··· Given information

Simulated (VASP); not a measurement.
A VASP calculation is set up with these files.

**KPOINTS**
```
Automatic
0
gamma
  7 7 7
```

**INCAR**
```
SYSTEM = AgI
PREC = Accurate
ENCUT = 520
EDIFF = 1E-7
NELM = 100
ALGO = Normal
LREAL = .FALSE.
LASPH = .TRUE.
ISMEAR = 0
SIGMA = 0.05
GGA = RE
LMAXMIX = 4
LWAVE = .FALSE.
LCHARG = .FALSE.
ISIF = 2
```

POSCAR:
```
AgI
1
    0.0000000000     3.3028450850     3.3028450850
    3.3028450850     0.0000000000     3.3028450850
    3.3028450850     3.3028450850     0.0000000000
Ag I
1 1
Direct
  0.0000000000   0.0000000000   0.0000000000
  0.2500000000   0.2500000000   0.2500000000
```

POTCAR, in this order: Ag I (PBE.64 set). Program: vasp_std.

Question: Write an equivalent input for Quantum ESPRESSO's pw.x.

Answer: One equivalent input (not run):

······

Set every record down again, exactly as given.

Simulated (VASP); not a measurement.
A VASP calculation is set up with these files.

**KPOINTS**
```
Automatic
0
gamma
  7 7 7
```

**INCAR**
```
SYSTEM = AgI
PREC = Accurate
ENCUT = 520
EDIFF = 1E-7
NELM = 100
ALGO = Normal
LREAL = .FALSE.
LASPH = .TRUE.
ISMEAR = 0
SIGMA = 0.05
GGA = RE
LMAXMIX = 4
LWAVE = .FALSE.
LCHARG = .FALSE.
ISIF = 2
```

POSCAR:
```
AgI
1
    0.0000000000     3.3028450850     3.3028450850
    3.3028450850     0.0000000000     3.3028450850
    3.3028450850     3.3028450850     0.0000000000
Ag I
1 1
Direct
  0.0000000000   0.0000000000   0.0000000000
  0.2500000000   0.2500000000   0.2500000000
```

POTCAR, in this order: Ag I (PBE.64 set). Program: vasp_std.

Question: Write an equivalent input for Quantum ESPRESSO's pw.x.

Answer: One equivalent input (not run):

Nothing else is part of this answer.